Activity: Beginning with the opening line, restate the following material exactly, up through the line that contains "Output of the".

Listed records:
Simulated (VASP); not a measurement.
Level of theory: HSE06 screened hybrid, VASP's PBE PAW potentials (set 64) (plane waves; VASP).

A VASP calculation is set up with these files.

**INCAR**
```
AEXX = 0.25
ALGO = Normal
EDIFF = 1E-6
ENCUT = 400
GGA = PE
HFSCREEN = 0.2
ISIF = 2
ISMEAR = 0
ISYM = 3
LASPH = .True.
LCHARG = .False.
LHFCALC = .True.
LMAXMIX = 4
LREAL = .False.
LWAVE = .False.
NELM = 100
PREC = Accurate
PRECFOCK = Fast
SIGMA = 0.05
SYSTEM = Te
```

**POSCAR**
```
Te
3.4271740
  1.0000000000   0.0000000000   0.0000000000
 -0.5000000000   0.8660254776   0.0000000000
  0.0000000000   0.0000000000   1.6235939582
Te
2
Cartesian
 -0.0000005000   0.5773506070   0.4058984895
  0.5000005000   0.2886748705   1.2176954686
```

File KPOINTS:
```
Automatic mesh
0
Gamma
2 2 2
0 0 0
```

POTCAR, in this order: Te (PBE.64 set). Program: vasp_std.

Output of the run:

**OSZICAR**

Response:
Simulated (VASP); not a measurement.
Level of theory: HSE06 screened hybrid, VASP's PBE PAW potentials (set 64) (plane waves; VASP).

A VASP calculation is set up with these files.

**INCAR**
```
AEXX = 0.25
ALGO = Normal
EDIFF = 1E-6
ENCUT = 400
GGA = PE
HFSCREEN = 0.2
ISIF = 2
ISMEAR = 0
ISYM = 3
LASPH = .True.
LCHARG = .False.
LHFCALC = .True.
LMAXMIX = 4
LREAL = .False.
LWAVE = .False.
NELM = 100
PREC = Accurate
PRECFOCK = Fast
SIGMA = 0.05
SYSTEM = Te
```

**POSCAR**
```
Te
3.4271740
  1.0000000000   0.0000000000   0.0000000000
 -0.5000000000   0.8660254776   0.0000000000
  0.0000000000   0.0000000000   1.6235939582
Te
2
Cartesian
 -0.0000005000   0.5773506070   0.4058984895
  0.5000005000   0.2886748705   1.2176954686
```

File KPOINTS:
```
Automatic mesh
0
Gamma
2 2 2
0 0 0
```

POTCAR, in this order: Te (PBE.64 set). Program: vasp_std.

Output of the run:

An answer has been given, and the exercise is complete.